The full set of records must be set down verbatim.

* DATA PROVIDED *
[Start of section]

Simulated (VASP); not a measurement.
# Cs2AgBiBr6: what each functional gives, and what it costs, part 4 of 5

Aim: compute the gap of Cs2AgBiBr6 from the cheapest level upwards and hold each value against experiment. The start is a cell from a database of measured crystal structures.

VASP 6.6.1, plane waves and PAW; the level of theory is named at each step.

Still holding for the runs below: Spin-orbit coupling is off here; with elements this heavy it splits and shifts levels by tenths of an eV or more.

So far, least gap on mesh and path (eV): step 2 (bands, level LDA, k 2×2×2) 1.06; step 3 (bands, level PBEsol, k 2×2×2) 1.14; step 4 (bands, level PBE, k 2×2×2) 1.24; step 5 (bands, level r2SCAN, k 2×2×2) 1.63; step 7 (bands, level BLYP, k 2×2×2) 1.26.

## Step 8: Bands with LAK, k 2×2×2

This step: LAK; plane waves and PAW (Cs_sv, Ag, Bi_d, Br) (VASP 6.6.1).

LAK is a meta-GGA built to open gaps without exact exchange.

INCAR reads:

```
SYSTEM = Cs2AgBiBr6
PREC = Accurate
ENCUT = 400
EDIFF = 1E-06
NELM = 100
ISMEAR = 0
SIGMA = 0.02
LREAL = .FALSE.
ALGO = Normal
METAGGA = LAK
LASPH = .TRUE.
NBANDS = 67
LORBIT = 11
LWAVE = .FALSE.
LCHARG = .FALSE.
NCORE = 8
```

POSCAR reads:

[End of section]

* WRITTEN REPLY *
Simulated (VASP); not a measurement.
# Cs2AgBiBr6: what each functional gives, and what it costs, part 4 of 5

Aim: compute the gap of Cs2AgBiBr6 from the cheapest level upwards and hold each value against experiment. The start is a cell from a database of measured crystal structures.

VASP 6.6.1, plane waves and PAW; the level of theory is named at each step.

Still holding for the runs below: Spin-orbit coupling is off here; with elements this heavy it splits and shifts levels by tenths of an eV or more.

So far, least gap on mesh and path (eV): step 2 (bands, level LDA, k 2×2×2) 1.06; step 3 (bands, level PBEsol, k 2×2×2) 1.14; step 4 (bands, level PBE, k 2×2×2) 1.24; step 5 (bands, level r2SCAN, k 2×2×2) 1.63; step 7 (bands, level BLYP, k 2×2×2) 1.26.

## Step 8: Bands with LAK, k 2×2×2

This step: LAK; plane waves and PAW (Cs_sv, Ag, Bi_d, Br) (VASP 6.6.1).

LAK is a meta-GGA built to open gaps without exact exchange.

INCAR reads:

```
SYSTEM = Cs2AgBiBr6
PREC = Accurate
ENCUT = 400
EDIFF = 1E-06
NELM = 100
ISMEAR = 0
SIGMA = 0.02
LREAL = .FALSE.
ALGO = Normal
METAGGA = LAK
LASPH = .TRUE.
NBANDS = 67
LORBIT = 11
LWAVE = .FALSE.
LCHARG = .FALSE.
NCORE = 8
```

POSCAR reads:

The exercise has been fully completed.